----------

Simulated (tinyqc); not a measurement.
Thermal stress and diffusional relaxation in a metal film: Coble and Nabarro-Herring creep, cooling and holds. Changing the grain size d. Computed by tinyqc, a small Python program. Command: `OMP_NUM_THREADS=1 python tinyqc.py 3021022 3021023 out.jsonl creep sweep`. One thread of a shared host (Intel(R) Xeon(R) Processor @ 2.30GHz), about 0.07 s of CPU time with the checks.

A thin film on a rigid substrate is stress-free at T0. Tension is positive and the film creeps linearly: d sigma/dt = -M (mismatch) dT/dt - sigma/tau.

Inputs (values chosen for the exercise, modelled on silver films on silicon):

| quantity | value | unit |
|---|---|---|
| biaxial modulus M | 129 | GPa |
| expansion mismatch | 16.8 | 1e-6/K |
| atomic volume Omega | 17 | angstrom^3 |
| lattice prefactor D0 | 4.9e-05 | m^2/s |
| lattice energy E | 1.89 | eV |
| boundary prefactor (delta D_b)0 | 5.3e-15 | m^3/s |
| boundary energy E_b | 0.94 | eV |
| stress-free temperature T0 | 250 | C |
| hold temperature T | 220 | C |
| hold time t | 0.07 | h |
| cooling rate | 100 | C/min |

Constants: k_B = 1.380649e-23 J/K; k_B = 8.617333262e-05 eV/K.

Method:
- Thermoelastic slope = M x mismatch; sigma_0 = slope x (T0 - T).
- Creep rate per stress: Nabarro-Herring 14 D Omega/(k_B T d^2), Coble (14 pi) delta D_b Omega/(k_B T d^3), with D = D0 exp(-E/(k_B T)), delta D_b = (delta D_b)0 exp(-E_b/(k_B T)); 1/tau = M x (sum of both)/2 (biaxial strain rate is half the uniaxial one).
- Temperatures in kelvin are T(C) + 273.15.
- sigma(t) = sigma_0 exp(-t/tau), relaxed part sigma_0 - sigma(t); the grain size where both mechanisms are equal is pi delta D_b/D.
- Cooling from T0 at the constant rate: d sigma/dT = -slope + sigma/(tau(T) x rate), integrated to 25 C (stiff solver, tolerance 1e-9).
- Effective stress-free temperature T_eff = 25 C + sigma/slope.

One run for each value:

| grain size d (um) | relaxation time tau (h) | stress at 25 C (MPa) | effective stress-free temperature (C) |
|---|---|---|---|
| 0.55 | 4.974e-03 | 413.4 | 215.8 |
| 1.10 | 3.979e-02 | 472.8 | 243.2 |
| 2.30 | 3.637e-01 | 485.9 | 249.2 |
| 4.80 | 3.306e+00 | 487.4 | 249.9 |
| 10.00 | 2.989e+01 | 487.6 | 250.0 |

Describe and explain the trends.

----------

- **Required action**
Set down exactly the lines above that run from the start of the listing to the line with "472.8 | 243.2 |". Leave out every later line.

- **Answer box**
Simulated (tinyqc); not a measurement.
Thermal stress and diffusional relaxation in a metal film: Coble and Nabarro-Herring creep, cooling and holds. Changing the grain size d. Computed by tinyqc, a small Python program. Command: `OMP_NUM_THREADS=1 python tinyqc.py 3021022 3021023 out.jsonl creep sweep`. One thread of a shared host (Intel(R) Xeon(R) Processor @ 2.30GHz), about 0.07 s of CPU time with the checks.

A thin film on a rigid substrate is stress-free at T0. Tension is positive and the film creeps linearly: d sigma/dt = -M (mismatch) dT/dt - sigma/tau.

Inputs (values chosen for the exercise, modelled on silver films on silicon):

| quantity | value | unit |
|---|---|---|
| biaxial modulus M | 129 | GPa |
| expansion mismatch | 16.8 | 1e-6/K |
| atomic volume Omega | 17 | angstrom^3 |
| lattice prefactor D0 | 4.9e-05 | m^2/s |
| lattice energy E | 1.89 | eV |
| boundary prefactor (delta D_b)0 | 5.3e-15 | m^3/s |
| boundary energy E_b | 0.94 | eV |
| stress-free temperature T0 | 250 | C |
| hold temperature T | 220 | C |
| hold time t | 0.07 | h |
| cooling rate | 100 | C/min |

Constants: k_B = 1.380649e-23 J/K; k_B = 8.617333262e-05 eV/K.

Method:
- Thermoelastic slope = M x mismatch; sigma_0 = slope x (T0 - T).
- Creep rate per stress: Nabarro-Herring 14 D Omega/(k_B T d^2), Coble (14 pi) delta D_b Omega/(k_B T d^3), with D = D0 exp(-E/(k_B T)), delta D_b = (delta D_b)0 exp(-E_b/(k_B T)); 1/tau = M x (sum of both)/2 (biaxial strain rate is half the uniaxial one).
- Temperatures in kelvin are T(C) + 273.15.
- sigma(t) = sigma_0 exp(-t/tau), relaxed part sigma_0 - sigma(t); the grain size where both mechanisms are equal is pi delta D_b/D.
- Cooling from T0 at the constant rate: d sigma/dT = -slope + sigma/(tau(T) x rate), integrated to 25 C (stiff solver, tolerance 1e-9).
- Effective stress-free temperature T_eff = 25 C + sigma/slope.

One run for each value:

| grain size d (um) | relaxation time tau (h) | stress at 25 C (MPa) | effective stress-free temperature (C) |
|---|---|---|---|
| 0.55 | 4.974e-03 | 413.4 | 215.8 |
| 1.10 | 3.979e-02 | 472.8 | 243.2 |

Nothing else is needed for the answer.